» Work instruction:
In full and without error, repeat the entries below.

» Extracted information:
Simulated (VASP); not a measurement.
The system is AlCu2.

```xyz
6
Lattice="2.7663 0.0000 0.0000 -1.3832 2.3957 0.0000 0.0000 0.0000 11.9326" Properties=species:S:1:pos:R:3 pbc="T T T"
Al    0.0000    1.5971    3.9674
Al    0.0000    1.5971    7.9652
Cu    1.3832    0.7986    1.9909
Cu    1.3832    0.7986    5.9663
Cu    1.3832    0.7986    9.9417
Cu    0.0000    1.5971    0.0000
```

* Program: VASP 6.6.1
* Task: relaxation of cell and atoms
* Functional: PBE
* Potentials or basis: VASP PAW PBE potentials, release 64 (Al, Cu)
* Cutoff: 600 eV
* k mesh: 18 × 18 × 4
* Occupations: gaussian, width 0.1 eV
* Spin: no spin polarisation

» Response:
Simulated (VASP); not a measurement.
The system is AlCu2.

```xyz
6
Lattice="2.7663 0.0000 0.0000 -1.3832 2.3957 0.0000 0.0000 0.0000 11.9326" Properties=species:S:1:pos:R:3 pbc="T T T"
Al    0.0000    1.5971    3.9674
Al    0.0000    1.5971    7.9652
Cu    1.3832    0.7986    1.9909
Cu    1.3832    0.7986    5.9663
Cu    1.3832    0.7986    9.9417
Cu    0.0000    1.5971    0.0000
```

* Program: VASP 6.6.1
* Task: relaxation of cell and atoms
* Functional: PBE
* Potentials or basis: VASP PAW PBE potentials, release 64 (Al, Cu)
* Cutoff: 600 eV
* k mesh: 18 × 18 × 4
* Occupations: gaussian, width 0.1 eV
* Spin: no spin polarisation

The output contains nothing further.